_ASSIGNED TASK_: Transcribe only the lines between the first line of the records and the line containing "# Computed records: SiC", inclusive, exactly as written.

_EXERCISE DATA_:
# # #

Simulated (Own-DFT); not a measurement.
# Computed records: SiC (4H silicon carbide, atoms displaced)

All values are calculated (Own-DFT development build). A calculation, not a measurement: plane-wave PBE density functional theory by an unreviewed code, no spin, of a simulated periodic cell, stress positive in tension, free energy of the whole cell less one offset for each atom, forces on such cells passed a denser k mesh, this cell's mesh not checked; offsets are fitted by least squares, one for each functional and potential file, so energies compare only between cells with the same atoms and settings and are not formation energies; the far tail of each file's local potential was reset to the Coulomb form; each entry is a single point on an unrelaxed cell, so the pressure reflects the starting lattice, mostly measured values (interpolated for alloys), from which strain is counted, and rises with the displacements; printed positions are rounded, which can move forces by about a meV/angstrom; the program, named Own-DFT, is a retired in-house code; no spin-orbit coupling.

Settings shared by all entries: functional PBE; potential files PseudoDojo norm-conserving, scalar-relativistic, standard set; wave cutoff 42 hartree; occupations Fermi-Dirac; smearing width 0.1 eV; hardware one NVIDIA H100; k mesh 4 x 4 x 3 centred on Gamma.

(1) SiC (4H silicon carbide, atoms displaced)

# # #

_WORKED SOLUTION_:
Simulated (Own-DFT); not a measurement.
# Computed records: SiC (4H silicon carbide, atoms displaced)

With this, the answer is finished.